— ACTIVITY —
Each record below is to be output with no change at all.

— SUPPLIED INFORMATION —
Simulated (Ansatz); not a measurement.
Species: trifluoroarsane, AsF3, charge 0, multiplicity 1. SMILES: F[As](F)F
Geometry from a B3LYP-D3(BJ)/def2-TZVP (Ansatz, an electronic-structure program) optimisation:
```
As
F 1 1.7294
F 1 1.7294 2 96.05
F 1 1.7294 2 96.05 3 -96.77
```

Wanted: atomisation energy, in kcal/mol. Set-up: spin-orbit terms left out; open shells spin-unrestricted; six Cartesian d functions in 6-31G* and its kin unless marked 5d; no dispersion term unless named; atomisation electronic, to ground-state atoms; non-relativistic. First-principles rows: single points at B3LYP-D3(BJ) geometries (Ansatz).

— EXERCISE RESULT —
Simulated (Ansatz); not a measurement.
Species: trifluoroarsane, AsF3, charge 0, multiplicity 1. SMILES: F[As](F)F
Geometry from a B3LYP-D3(BJ)/def2-TZVP (Ansatz, an electronic-structure program) optimisation:
```
As
F 1 1.7294
F 1 1.7294 2 96.05
F 1 1.7294 2 96.05 3 -96.77
```

Wanted: atomisation energy, in kcal/mol. Set-up: spin-orbit terms left out; open shells spin-unrestricted; six Cartesian d functions in 6-31G* and its kin unless marked 5d; no dispersion term unless named; atomisation electronic, to ground-state atoms; non-relativistic. First-principles rows: single points at B3LYP-D3(BJ) geometries (Ansatz).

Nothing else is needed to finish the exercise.